ASSIGNED TASK: Every entry must be given again exactly.

DATA EXTRACTS:
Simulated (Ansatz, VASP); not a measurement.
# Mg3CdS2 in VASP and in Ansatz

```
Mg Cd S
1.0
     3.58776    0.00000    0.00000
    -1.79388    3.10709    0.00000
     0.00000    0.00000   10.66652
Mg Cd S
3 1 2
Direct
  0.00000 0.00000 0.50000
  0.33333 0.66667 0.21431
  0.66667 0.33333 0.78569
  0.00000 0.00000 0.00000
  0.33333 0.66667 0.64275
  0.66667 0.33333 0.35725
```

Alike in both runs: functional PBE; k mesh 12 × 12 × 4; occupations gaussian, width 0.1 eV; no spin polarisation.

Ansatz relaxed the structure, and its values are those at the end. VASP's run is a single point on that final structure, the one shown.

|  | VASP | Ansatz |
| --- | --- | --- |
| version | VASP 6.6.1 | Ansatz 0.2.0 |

TASK RESPONSE:
Simulated (Ansatz, VASP); not a measurement.
# Mg3CdS2 in VASP and in Ansatz

```
Mg Cd S
1.0
     3.58776    0.00000    0.00000
    -1.79388    3.10709    0.00000
     0.00000    0.00000   10.66652
Mg Cd S
3 1 2
Direct
  0.00000 0.00000 0.50000
  0.33333 0.66667 0.21431
  0.66667 0.33333 0.78569
  0.00000 0.00000 0.00000
  0.33333 0.66667 0.64275
  0.66667 0.33333 0.35725
```

Alike in both runs: functional PBE; k mesh 12 × 12 × 4; occupations gaussian, width 0.1 eV; no spin polarisation.

Ansatz relaxed the structure, and its values are those at the end. VASP's run is a single point on that final structure, the one shown.

|  | VASP | Ansatz |
| --- | --- | --- |
| version | VASP 6.6.1 | Ansatz 0.2.0 |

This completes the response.